WORK INSTRUCTION: Give all the records again, with no alterations.

PROVIDED RECORDS:
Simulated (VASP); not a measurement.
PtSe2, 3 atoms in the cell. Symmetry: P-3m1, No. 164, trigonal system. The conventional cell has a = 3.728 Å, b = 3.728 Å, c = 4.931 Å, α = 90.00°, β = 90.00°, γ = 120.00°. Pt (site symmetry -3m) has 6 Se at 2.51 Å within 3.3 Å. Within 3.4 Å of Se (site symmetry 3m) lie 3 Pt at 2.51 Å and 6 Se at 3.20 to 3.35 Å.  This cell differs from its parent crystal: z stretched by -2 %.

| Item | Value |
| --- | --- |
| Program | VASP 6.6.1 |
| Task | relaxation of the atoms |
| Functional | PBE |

WRITTEN REPLY:
Simulated (VASP); not a measurement.
PtSe2, 3 atoms in the cell. Symmetry: P-3m1, No. 164, trigonal system. The conventional cell has a = 3.728 Å, b = 3.728 Å, c = 4.931 Å, α = 90.00°, β = 90.00°, γ = 120.00°. Pt (site symmetry -3m) has 6 Se at 2.51 Å within 3.3 Å. Within 3.4 Å of Se (site symmetry 3m) lie 3 Pt at 2.51 Å and 6 Se at 3.20 to 3.35 Å.  This cell differs from its parent crystal: z stretched by -2 %.

| Item | Value |
| --- | --- |
| Program | VASP 6.6.1 |
| Task | relaxation of the atoms |
| Functional | PBE |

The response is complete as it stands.